*Requirement*: Return, word for word, the lines of the listing below from the one with "H₆AlNO, singlet, CAM-B3LYP/def2-SVP" through the one with "Computed with CAM-B3LYP/def2-TZVP", and no other lines.

━━━━━━
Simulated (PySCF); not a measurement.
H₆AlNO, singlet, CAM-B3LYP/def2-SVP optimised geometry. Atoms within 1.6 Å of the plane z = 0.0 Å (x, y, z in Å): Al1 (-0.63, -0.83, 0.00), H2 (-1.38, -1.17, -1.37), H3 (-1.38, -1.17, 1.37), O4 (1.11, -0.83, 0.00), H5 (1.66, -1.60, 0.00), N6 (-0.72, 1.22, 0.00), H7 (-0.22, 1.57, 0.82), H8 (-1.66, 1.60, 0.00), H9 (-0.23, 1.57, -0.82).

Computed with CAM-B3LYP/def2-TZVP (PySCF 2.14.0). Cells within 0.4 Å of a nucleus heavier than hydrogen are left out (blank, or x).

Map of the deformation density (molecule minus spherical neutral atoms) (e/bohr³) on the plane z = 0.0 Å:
━━━━━━

*Exercise output*:
H₆AlNO, singlet, CAM-B3LYP/def2-SVP optimised geometry. Atoms within 1.6 Å of the plane z = 0.0 Å (x, y, z in Å): Al1 (-0.63, -0.83, 0.00), H2 (-1.38, -1.17, -1.37), H3 (-1.38, -1.17, 1.37), O4 (1.11, -0.83, 0.00), H5 (1.66, -1.60, 0.00), N6 (-0.72, 1.22, 0.00), H7 (-0.22, 1.57, 0.82), H8 (-1.66, 1.60, 0.00), H9 (-0.23, 1.57, -0.82).

Computed with CAM-B3LYP/def2-TZVP (PySCF 2.14.0). Cells within 0.4 Å of a nucleus heavier than hydrogen are left out (blank, or x).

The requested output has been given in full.